------------------------

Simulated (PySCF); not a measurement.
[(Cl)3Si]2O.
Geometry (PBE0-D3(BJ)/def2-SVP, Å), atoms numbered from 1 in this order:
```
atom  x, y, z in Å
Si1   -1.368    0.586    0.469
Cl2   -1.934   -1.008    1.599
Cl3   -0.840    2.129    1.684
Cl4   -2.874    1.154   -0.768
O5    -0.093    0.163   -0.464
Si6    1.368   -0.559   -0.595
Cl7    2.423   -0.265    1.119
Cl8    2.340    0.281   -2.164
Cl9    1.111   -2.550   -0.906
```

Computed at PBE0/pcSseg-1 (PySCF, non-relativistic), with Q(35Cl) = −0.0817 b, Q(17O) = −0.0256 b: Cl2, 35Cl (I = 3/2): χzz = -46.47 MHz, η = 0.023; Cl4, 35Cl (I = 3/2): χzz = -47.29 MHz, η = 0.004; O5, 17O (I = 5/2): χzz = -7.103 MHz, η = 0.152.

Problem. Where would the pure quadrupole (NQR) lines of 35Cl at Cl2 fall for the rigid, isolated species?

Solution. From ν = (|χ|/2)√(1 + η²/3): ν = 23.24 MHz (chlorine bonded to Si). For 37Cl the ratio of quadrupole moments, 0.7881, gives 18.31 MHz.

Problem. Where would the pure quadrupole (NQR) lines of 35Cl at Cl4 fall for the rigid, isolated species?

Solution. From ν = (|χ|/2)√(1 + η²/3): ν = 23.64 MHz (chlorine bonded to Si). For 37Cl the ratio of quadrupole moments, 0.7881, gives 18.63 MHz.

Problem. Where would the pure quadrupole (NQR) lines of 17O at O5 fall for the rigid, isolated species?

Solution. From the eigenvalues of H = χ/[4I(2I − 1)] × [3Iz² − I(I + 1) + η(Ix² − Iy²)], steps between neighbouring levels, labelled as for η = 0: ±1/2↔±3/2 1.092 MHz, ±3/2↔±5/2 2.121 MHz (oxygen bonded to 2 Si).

------------------------

Above are the entries; repeat their lines exactly, from the first through the one that contains "Cl4 fall for the rigid, isolated species?".

— Problem solution —
Simulated (PySCF); not a measurement.
[(Cl)3Si]2O.
Geometry (PBE0-D3(BJ)/def2-SVP, Å), atoms numbered from 1 in this order:
```
atom  x, y, z in Å
Si1   -1.368    0.586    0.469
Cl2   -1.934   -1.008    1.599
Cl3   -0.840    2.129    1.684
Cl4   -2.874    1.154   -0.768
O5    -0.093    0.163   -0.464
Si6    1.368   -0.559   -0.595
Cl7    2.423   -0.265    1.119
Cl8    2.340    0.281   -2.164
Cl9    1.111   -2.550   -0.906
```

Computed at PBE0/pcSseg-1 (PySCF, non-relativistic), with Q(35Cl) = −0.0817 b, Q(17O) = −0.0256 b: Cl2, 35Cl (I = 3/2): χzz = -46.47 MHz, η = 0.023; Cl4, 35Cl (I = 3/2): χzz = -47.29 MHz, η = 0.004; O5, 17O (I = 5/2): χzz = -7.103 MHz, η = 0.152.

Problem. Where would the pure quadrupole (NQR) lines of 35Cl at Cl2 fall for the rigid, isolated species?

Solution. From ν = (|χ|/2)√(1 + η²/3): ν = 23.24 MHz (chlorine bonded to Si). For 37Cl the ratio of quadrupole moments, 0.7881, gives 18.31 MHz.

Problem. Where would the pure quadrupole (NQR) lines of 35Cl at Cl4 fall for the rigid, isolated species?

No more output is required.